### Brief:
Write down exactly the lines of the records below, beginning with the first and ending with the line that includes "A: 7.39 μB per cell.".

═════ Given records

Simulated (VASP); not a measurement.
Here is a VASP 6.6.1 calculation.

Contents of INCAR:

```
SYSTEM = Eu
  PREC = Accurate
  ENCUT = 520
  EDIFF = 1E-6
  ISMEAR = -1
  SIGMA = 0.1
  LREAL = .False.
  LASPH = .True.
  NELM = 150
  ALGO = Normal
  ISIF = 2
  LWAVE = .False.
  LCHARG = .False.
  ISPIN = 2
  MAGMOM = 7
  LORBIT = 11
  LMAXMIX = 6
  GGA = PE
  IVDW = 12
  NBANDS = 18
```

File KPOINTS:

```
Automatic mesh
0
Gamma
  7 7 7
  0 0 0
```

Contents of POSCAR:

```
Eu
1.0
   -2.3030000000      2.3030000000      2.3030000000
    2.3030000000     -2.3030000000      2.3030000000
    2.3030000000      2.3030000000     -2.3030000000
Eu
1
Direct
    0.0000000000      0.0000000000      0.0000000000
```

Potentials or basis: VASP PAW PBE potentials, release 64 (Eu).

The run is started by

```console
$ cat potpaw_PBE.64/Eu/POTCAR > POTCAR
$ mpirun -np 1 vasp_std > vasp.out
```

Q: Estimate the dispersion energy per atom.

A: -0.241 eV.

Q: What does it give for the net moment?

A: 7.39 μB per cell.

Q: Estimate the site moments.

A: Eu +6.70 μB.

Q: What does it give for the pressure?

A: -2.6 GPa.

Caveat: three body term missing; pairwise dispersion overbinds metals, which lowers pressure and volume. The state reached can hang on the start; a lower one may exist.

══════════

### Exercise response:
Simulated (VASP); not a measurement.
Here is a VASP 6.6.1 calculation.

Contents of INCAR:

```
SYSTEM = Eu
  PREC = Accurate
  ENCUT = 520
  EDIFF = 1E-6
  ISMEAR = -1
  SIGMA = 0.1
  LREAL = .False.
  LASPH = .True.
  NELM = 150
  ALGO = Normal
  ISIF = 2
  LWAVE = .False.
  LCHARG = .False.
  ISPIN = 2
  MAGMOM = 7
  LORBIT = 11
  LMAXMIX = 6
  GGA = PE
  IVDW = 12
  NBANDS = 18
```

File KPOINTS:

```
Automatic mesh
0
Gamma
  7 7 7
  0 0 0
```

Contents of POSCAR:

```
Eu
1.0
   -2.3030000000      2.3030000000      2.3030000000
    2.3030000000     -2.3030000000      2.3030000000
    2.3030000000      2.3030000000     -2.3030000000
Eu
1
Direct
    0.0000000000      0.0000000000      0.0000000000
```

Potentials or basis: VASP PAW PBE potentials, release 64 (Eu).

The run is started by

```console
$ cat potpaw_PBE.64/Eu/POTCAR > POTCAR
$ mpirun -np 1 vasp_std > vasp.out
```

Q: Estimate the dispersion energy per atom.

A: -0.241 eV.

Q: What does it give for the net moment?

A: 7.39 μB per cell.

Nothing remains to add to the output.